Top to bottom, output the entries that follow exactly.

===== PROVIDED MATERIAL

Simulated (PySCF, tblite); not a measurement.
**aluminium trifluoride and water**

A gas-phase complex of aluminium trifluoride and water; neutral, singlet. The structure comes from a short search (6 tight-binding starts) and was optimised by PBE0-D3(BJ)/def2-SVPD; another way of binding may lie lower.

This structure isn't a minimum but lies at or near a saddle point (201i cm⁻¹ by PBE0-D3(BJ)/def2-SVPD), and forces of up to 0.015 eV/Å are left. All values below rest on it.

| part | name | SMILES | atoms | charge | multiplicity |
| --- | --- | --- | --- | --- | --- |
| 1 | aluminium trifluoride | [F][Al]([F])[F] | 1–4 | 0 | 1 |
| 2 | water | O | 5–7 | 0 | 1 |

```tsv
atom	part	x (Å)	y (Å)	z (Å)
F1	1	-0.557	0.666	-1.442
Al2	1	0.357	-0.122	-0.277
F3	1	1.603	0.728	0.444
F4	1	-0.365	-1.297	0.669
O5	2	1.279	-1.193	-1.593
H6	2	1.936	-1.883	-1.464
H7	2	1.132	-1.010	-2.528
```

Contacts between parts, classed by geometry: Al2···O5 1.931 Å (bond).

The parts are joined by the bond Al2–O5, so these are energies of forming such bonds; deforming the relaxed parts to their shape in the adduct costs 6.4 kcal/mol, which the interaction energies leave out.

==========

RESPONSE:
Simulated (PySCF, tblite); not a measurement.
**aluminium trifluoride and water**

A gas-phase complex of aluminium trifluoride and water; neutral, singlet. The structure comes from a short search (6 tight-binding starts) and was optimised by PBE0-D3(BJ)/def2-SVPD; another way of binding may lie lower.

This structure isn't a minimum but lies at or near a saddle point (201i cm⁻¹ by PBE0-D3(BJ)/def2-SVPD), and forces of up to 0.015 eV/Å are left. All values below rest on it.

| part | name | SMILES | atoms | charge | multiplicity |
| --- | --- | --- | --- | --- | --- |
| 1 | aluminium trifluoride | [F][Al]([F])[F] | 1–4 | 0 | 1 |
| 2 | water | O | 5–7 | 0 | 1 |

```tsv
atom	part	x (Å)	y (Å)	z (Å)
F1	1	-0.557	0.666	-1.442
Al2	1	0.357	-0.122	-0.277
F3	1	1.603	0.728	0.444
F4	1	-0.365	-1.297	0.669
O5	2	1.279	-1.193	-1.593
H6	2	1.936	-1.883	-1.464
H7	2	1.132	-1.010	-2.528
```

Contacts between parts, classed by geometry: Al2···O5 1.931 Å (bond).

The parts are joined by the bond Al2–O5, so these are energies of forming such bonds; deforming the relaxed parts to their shape in the adduct costs 6.4 kcal/mol, which the interaction energies leave out.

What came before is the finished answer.